▶ _ENTRIES PROVIDED_:
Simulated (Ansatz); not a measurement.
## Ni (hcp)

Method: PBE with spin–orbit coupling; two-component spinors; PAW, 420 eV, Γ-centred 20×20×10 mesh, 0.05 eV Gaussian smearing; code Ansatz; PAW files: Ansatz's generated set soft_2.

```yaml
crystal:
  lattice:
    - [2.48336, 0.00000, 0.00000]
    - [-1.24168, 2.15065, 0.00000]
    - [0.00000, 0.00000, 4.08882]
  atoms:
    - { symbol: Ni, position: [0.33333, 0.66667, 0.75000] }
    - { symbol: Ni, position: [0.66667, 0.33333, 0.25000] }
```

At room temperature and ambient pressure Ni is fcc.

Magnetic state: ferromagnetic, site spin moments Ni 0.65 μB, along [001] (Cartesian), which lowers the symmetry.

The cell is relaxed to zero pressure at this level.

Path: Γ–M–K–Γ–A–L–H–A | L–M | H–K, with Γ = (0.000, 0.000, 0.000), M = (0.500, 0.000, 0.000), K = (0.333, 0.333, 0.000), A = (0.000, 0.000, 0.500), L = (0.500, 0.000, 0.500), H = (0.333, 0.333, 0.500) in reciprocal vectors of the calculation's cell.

▶ _ACTIVITY_:
The line containing "The cell is" marks the end: copy exactly every line from the top of the data above down to it, that line included.

▶ _WRITTEN SOLUTION_:
Simulated (Ansatz); not a measurement.
## Ni (hcp)

Method: PBE with spin–orbit coupling; two-component spinors; PAW, 420 eV, Γ-centred 20×20×10 mesh, 0.05 eV Gaussian smearing; code Ansatz; PAW files: Ansatz's generated set soft_2.

```yaml
crystal:
  lattice:
    - [2.48336, 0.00000, 0.00000]
    - [-1.24168, 2.15065, 0.00000]
    - [0.00000, 0.00000, 4.08882]
  atoms:
    - { symbol: Ni, position: [0.33333, 0.66667, 0.75000] }
    - { symbol: Ni, position: [0.66667, 0.33333, 0.25000] }
```

At room temperature and ambient pressure Ni is fcc.

Magnetic state: ferromagnetic, site spin moments Ni 0.65 μB, along [001] (Cartesian), which lowers the symmetry.

The cell is relaxed to zero pressure at this level.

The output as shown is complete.